START Source material

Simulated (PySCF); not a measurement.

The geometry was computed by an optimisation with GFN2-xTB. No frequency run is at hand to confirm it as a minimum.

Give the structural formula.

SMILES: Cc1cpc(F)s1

END Source material

Transcribe the listing. Every line must match exactly.

Simulated (PySCF); not a measurement.

The geometry was computed by an optimisation with GFN2-xTB. No frequency run is at hand to confirm it as a minimum.

Give the structural formula.

SMILES: Cc1cpc(F)s1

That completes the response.